**DATA SHOWN:**
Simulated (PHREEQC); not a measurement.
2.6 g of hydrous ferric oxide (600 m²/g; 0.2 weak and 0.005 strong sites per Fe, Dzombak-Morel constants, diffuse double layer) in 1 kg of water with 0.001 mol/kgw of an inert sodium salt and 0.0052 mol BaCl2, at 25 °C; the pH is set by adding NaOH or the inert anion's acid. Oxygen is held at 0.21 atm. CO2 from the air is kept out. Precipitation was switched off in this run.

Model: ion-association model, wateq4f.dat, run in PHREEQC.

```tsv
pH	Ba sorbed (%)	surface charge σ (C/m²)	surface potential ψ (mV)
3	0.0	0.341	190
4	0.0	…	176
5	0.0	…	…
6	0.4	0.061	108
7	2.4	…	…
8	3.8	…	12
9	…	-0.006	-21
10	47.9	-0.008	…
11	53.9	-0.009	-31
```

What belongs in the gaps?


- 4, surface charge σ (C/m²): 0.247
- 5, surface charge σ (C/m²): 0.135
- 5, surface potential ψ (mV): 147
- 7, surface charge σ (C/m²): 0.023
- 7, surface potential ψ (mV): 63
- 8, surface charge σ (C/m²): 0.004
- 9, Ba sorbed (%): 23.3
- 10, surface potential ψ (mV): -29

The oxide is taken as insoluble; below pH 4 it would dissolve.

**WORK ITEM:**
The expected response is every record, reproduced word for word.

**EXERCISE SOLUTION:**
Simulated (PHREEQC); not a measurement.
2.6 g of hydrous ferric oxide (600 m²/g; 0.2 weak and 0.005 strong sites per Fe, Dzombak-Morel constants, diffuse double layer) in 1 kg of water with 0.001 mol/kgw of an inert sodium salt and 0.0052 mol BaCl2, at 25 °C; the pH is set by adding NaOH or the inert anion's acid. Oxygen is held at 0.21 atm. CO2 from the air is kept out. Precipitation was switched off in this run.

Model: ion-association model, wateq4f.dat, run in PHREEQC.

```tsv
pH	Ba sorbed (%)	surface charge σ (C/m²)	surface potential ψ (mV)
3	0.0	0.341	190
4	0.0	…	176
5	0.0	…	…
6	0.4	0.061	108
7	2.4	…	…
8	3.8	…	12
9	…	-0.006	-21
10	47.9	-0.008	…
11	53.9	-0.009	-31
```

What belongs in the gaps?


- 4, surface charge σ (C/m²): 0.247
- 5, surface charge σ (C/m²): 0.135
- 5, surface potential ψ (mV): 147
- 7, surface charge σ (C/m²): 0.023
- 7, surface potential ψ (mV): 63
- 8, surface charge σ (C/m²): 0.004
- 9, Ba sorbed (%): 23.3
- 10, surface potential ψ (mV): -29

The oxide is taken as insoluble; below pH 4 it would dissolve.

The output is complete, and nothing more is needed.